Segment Start: Extracted information

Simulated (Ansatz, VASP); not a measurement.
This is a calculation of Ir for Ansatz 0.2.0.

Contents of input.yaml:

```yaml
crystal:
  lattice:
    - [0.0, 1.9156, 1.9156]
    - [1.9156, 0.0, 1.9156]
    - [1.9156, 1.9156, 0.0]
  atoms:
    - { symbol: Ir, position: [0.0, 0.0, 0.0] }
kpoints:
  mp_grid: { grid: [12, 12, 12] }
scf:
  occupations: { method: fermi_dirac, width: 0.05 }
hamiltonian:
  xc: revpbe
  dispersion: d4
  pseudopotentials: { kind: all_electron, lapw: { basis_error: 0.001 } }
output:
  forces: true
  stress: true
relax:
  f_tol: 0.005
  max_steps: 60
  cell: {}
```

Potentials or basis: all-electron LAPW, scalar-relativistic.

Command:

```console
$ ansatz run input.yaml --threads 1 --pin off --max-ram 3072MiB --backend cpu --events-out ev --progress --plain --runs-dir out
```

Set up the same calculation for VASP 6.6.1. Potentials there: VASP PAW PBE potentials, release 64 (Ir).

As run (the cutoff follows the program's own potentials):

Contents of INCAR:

Segment End: Extracted information

Assigned task. Print the material exactly as written, omitting nothing.

Worked solution.
Simulated (Ansatz, VASP); not a measurement.
This is a calculation of Ir for Ansatz 0.2.0.

Contents of input.yaml:

```yaml
crystal:
  lattice:
    - [0.0, 1.9156, 1.9156]
    - [1.9156, 0.0, 1.9156]
    - [1.9156, 1.9156, 0.0]
  atoms:
    - { symbol: Ir, position: [0.0, 0.0, 0.0] }
kpoints:
  mp_grid: { grid: [12, 12, 12] }
scf:
  occupations: { method: fermi_dirac, width: 0.05 }
hamiltonian:
  xc: revpbe
  dispersion: d4
  pseudopotentials: { kind: all_electron, lapw: { basis_error: 0.001 } }
output:
  forces: true
  stress: true
relax:
  f_tol: 0.005
  max_steps: 60
  cell: {}
```

Potentials or basis: all-electron LAPW, scalar-relativistic.

Command:

```console
$ ansatz run input.yaml --threads 1 --pin off --max-ram 3072MiB --backend cpu --events-out ev --progress --plain --runs-dir out
```

Set up the same calculation for VASP 6.6.1. Potentials there: VASP PAW PBE potentials, release 64 (Ir).

As run (the cutoff follows the program's own potentials):

Contents of INCAR:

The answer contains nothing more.